| Required action |
Copy the lines exactly as they appear, starting with the first line of the records and ending with the line that contains "Aim: relax OsOI₂".

| Recorded data |
────────────────
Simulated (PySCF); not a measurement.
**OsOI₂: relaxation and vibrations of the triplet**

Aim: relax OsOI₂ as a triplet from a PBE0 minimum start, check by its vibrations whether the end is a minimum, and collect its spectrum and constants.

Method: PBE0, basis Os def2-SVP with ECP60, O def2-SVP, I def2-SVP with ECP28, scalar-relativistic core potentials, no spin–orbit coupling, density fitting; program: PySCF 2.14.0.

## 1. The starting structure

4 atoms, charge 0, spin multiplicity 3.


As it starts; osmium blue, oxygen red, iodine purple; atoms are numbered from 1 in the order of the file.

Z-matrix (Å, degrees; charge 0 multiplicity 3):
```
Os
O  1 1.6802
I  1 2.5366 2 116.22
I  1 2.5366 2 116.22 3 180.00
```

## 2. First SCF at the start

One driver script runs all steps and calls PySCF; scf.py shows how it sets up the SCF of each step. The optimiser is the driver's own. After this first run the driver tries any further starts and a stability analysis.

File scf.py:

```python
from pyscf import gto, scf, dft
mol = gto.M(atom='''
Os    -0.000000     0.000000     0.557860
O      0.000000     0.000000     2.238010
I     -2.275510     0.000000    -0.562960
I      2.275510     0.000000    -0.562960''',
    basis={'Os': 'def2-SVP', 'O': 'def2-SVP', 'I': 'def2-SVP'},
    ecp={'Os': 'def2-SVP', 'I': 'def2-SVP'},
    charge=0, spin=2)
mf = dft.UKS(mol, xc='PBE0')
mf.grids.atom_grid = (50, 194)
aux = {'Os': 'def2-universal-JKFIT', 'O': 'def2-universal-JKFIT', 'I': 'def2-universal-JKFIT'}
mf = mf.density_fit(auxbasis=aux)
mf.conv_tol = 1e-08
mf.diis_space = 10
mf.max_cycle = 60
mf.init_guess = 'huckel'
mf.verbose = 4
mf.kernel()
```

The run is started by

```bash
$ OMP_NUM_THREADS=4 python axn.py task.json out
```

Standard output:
────────────────

| Reply |
Simulated (PySCF); not a measurement.
**OsOI₂: relaxation and vibrations of the triplet**

Aim: relax OsOI₂ as a triplet from a PBE0 minimum start, check by its vibrations whether the end is a minimum, and collect its spectrum and constants.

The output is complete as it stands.